Task item - When you reach the line containing "7 further runs" in the entries below, begin reproducing lines exactly, and stop once the line containing "3P determinant |" is done.

───── Recorded information ─────

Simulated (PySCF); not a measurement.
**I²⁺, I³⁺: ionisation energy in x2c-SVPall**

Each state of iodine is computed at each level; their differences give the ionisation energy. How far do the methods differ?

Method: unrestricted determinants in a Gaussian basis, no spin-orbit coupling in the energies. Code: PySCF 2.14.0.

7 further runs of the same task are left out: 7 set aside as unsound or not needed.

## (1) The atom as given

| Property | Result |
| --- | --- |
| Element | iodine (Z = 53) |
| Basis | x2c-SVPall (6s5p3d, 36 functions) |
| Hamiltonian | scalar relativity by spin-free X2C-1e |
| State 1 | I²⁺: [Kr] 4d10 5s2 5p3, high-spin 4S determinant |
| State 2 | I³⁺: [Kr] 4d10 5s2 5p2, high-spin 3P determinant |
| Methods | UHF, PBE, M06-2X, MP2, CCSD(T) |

─────

Task solution -
7 further runs of the same task are left out: 7 set aside as unsound or not needed.

## (1) The atom as given

| Property | Result |
| --- | --- |
| Element | iodine (Z = 53) |
| Basis | x2c-SVPall (6s5p3d, 36 functions) |
| Hamiltonian | scalar relativity by spin-free X2C-1e |
| State 1 | I²⁺: [Kr] 4d10 5s2 5p3, high-spin 4S determinant |
| State 2 | I³⁺: [Kr] 4d10 5s2 5p2, high-spin 3P determinant |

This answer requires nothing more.